== DATASET EXTRACT ==

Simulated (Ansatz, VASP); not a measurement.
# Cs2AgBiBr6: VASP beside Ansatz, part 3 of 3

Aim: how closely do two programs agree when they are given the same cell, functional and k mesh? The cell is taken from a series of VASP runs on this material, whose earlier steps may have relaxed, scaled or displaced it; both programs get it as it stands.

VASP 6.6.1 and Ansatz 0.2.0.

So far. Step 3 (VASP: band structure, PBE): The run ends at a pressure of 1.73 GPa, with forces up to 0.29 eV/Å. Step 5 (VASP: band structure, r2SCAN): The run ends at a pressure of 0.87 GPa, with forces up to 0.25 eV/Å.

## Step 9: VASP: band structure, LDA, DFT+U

===

Send back the whole listing above exactly, please.

### RESULT
Simulated (Ansatz, VASP); not a measurement.
# Cs2AgBiBr6: VASP beside Ansatz, part 3 of 3

Aim: how closely do two programs agree when they are given the same cell, functional and k mesh? The cell is taken from a series of VASP runs on this material, whose earlier steps may have relaxed, scaled or displaced it; both programs get it as it stands.

VASP 6.6.1 and Ansatz 0.2.0.

So far. Step 3 (VASP: band structure, PBE): The run ends at a pressure of 1.73 GPa, with forces up to 0.29 eV/Å. Step 5 (VASP: band structure, r2SCAN): The run ends at a pressure of 0.87 GPa, with forces up to 0.25 eV/Å.

## Step 9: VASP: band structure, LDA, DFT+U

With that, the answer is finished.